### MATERIAL PROVIDED
.....
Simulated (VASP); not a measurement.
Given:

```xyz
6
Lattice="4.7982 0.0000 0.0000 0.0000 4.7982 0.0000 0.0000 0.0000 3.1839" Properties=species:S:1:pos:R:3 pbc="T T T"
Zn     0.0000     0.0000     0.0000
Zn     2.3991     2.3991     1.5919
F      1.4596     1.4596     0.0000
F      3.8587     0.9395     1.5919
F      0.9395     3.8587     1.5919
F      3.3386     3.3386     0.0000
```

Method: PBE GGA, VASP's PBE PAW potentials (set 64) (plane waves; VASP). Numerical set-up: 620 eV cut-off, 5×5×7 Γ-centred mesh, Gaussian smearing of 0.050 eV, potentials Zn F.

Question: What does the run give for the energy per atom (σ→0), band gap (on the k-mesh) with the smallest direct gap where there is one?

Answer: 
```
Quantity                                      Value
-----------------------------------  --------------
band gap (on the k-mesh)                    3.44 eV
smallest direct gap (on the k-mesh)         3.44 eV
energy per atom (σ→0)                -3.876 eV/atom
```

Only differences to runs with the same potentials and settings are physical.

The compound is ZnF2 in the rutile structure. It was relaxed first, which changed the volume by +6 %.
.....

### TASK ITEM
Each entry above is to be copied out exactly.

### WRITTEN REPLY
Simulated (VASP); not a measurement.
Given:

```xyz
6
Lattice="4.7982 0.0000 0.0000 0.0000 4.7982 0.0000 0.0000 0.0000 3.1839" Properties=species:S:1:pos:R:3 pbc="T T T"
Zn     0.0000     0.0000     0.0000
Zn     2.3991     2.3991     1.5919
F      1.4596     1.4596     0.0000
F      3.8587     0.9395     1.5919
F      0.9395     3.8587     1.5919
F      3.3386     3.3386     0.0000
```

Method: PBE GGA, VASP's PBE PAW potentials (set 64) (plane waves; VASP). Numerical set-up: 620 eV cut-off, 5×5×7 Γ-centred mesh, Gaussian smearing of 0.050 eV, potentials Zn F.

Question: What does the run give for the energy per atom (σ→0), band gap (on the k-mesh) with the smallest direct gap where there is one?

Answer: 
```
Quantity                                      Value
-----------------------------------  --------------
band gap (on the k-mesh)                    3.44 eV
smallest direct gap (on the k-mesh)         3.44 eV
energy per atom (σ→0)                -3.876 eV/atom
```

Only differences to runs with the same potentials and settings are physical.

The compound is ZnF2 in the rutile structure. It was relaxed first, which changed the volume by +6 %.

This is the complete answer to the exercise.